*Exercise*. The line containing "Potentials or basis: VASP" marks the end: quote every line from the start of the records below through it, word for word.

───

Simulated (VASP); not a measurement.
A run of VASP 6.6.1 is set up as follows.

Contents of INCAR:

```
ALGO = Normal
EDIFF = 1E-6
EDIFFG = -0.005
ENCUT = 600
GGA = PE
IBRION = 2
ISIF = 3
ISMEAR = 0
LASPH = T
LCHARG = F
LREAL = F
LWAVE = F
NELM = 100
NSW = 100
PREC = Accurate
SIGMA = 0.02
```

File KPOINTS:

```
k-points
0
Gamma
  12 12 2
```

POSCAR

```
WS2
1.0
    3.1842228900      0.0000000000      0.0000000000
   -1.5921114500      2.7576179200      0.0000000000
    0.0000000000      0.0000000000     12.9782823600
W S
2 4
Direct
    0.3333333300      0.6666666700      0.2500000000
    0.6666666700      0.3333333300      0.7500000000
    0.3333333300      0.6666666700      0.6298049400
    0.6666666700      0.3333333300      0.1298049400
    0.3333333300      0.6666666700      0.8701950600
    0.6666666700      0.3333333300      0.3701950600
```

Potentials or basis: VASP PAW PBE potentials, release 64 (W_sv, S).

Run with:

───

*Written answer*.
Simulated (VASP); not a measurement.
A run of VASP 6.6.1 is set up as follows.

Contents of INCAR:

```
ALGO = Normal
EDIFF = 1E-6
EDIFFG = -0.005
ENCUT = 600
GGA = PE
IBRION = 2
ISIF = 3
ISMEAR = 0
LASPH = T
LCHARG = F
LREAL = F
LWAVE = F
NELM = 100
NSW = 100
PREC = Accurate
SIGMA = 0.02
```

File KPOINTS:

```
k-points
0
Gamma
  12 12 2
```

POSCAR

```
WS2
1.0
    3.1842228900      0.0000000000      0.0000000000
   -1.5921114500      2.7576179200      0.0000000000
    0.0000000000      0.0000000000     12.9782823600
W S
2 4
Direct
    0.3333333300      0.6666666700      0.2500000000
    0.6666666700      0.3333333300      0.7500000000
    0.3333333300      0.6666666700      0.6298049400
    0.6666666700      0.3333333300      0.1298049400
    0.3333333300      0.6666666700      0.8701950600
    0.6666666700      0.3333333300      0.3701950600
```

Potentials or basis: VASP PAW PBE potentials, release 64 (W_sv, S).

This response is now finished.